● **ASSIGNMENT**
An exact transcription of all the data is required.

● **GIVEN ENTRIES**
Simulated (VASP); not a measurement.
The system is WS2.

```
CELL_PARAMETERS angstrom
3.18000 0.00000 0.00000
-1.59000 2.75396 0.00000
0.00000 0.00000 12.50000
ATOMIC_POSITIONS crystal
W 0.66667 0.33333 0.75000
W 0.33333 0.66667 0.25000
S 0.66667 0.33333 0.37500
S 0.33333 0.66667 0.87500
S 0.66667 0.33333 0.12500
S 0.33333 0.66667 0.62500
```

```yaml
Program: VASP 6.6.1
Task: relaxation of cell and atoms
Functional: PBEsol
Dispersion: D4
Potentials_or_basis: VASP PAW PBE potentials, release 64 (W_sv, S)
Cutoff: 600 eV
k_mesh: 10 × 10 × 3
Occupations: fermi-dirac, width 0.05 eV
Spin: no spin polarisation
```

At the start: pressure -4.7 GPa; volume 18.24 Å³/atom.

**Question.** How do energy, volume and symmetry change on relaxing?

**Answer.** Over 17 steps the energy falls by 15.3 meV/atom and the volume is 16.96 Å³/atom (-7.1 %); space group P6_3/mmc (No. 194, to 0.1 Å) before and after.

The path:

● **WRITTEN ANSWER**
Simulated (VASP); not a measurement.
The system is WS2.

```
CELL_PARAMETERS angstrom
3.18000 0.00000 0.00000
-1.59000 2.75396 0.00000
0.00000 0.00000 12.50000
ATOMIC_POSITIONS crystal
W 0.66667 0.33333 0.75000
W 0.33333 0.66667 0.25000
S 0.66667 0.33333 0.37500
S 0.33333 0.66667 0.87500
S 0.66667 0.33333 0.12500
S 0.33333 0.66667 0.62500
```

```yaml
Program: VASP 6.6.1
Task: relaxation of cell and atoms
Functional: PBEsol
Dispersion: D4
Potentials_or_basis: VASP PAW PBE potentials, release 64 (W_sv, S)
Cutoff: 600 eV
k_mesh: 10 × 10 × 3
Occupations: fermi-dirac, width 0.05 eV
Spin: no spin polarisation
```

At the start: pressure -4.7 GPa; volume 18.24 Å³/atom.

**Question.** How do energy, volume and symmetry change on relaxing?

**Answer.** Over 17 steps the energy falls by 15.3 meV/atom and the volume is 16.96 Å³/atom (-7.1 %); space group P6_3/mmc (No. 194, to 0.1 Å) before and after.

The path:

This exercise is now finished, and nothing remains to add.